══ Data for analysis
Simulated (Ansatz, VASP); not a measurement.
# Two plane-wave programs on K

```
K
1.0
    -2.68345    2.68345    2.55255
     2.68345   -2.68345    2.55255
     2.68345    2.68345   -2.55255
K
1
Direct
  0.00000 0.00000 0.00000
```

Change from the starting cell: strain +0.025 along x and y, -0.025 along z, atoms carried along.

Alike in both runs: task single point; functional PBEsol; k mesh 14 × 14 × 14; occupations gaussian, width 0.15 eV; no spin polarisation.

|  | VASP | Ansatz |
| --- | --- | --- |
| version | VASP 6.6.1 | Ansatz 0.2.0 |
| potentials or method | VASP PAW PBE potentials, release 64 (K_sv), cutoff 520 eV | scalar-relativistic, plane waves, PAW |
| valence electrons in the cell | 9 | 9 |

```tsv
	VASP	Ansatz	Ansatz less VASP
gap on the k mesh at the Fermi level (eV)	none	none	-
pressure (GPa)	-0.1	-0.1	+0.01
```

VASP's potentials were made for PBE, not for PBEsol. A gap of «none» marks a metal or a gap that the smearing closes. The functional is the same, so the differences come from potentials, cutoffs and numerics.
════

■ Work instruction
In restating the data, begin at its first line, reproduce each line word for word, and conclude with the line that contains "Change from the".

■ Written response
Simulated (Ansatz, VASP); not a measurement.
# Two plane-wave programs on K

```
K
1.0
    -2.68345    2.68345    2.55255
     2.68345   -2.68345    2.55255
     2.68345    2.68345   -2.55255
K
1
Direct
  0.00000 0.00000 0.00000
```

Change from the starting cell: strain +0.025 along x and y, -0.025 along z, atoms carried along.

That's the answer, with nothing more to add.